^^^^^^^^^^^^^^^^

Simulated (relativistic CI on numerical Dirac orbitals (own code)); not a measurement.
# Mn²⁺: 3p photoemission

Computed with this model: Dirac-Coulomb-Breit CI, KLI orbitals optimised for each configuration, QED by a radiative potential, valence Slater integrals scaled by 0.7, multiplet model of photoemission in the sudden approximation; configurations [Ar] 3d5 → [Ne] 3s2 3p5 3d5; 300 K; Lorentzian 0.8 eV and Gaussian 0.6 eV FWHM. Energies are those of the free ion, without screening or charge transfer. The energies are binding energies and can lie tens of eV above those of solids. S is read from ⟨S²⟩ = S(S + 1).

^^^^^^^^^^^^^^^^

- [Work order]
Give the whole listing again, character for character.

- [Worked solution]
Simulated (relativistic CI on numerical Dirac orbitals (own code)); not a measurement.
# Mn²⁺: 3p photoemission

Computed with this model: Dirac-Coulomb-Breit CI, KLI orbitals optimised for each configuration, QED by a radiative potential, valence Slater integrals scaled by 0.7, multiplet model of photoemission in the sudden approximation; configurations [Ar] 3d5 → [Ne] 3s2 3p5 3d5; 300 K; Lorentzian 0.8 eV and Gaussian 0.6 eV FWHM. Energies are those of the free ion, without screening or charge transfer. The energies are binding energies and can lie tens of eV above those of solids. S is read from ⟨S²⟩ = S(S + 1).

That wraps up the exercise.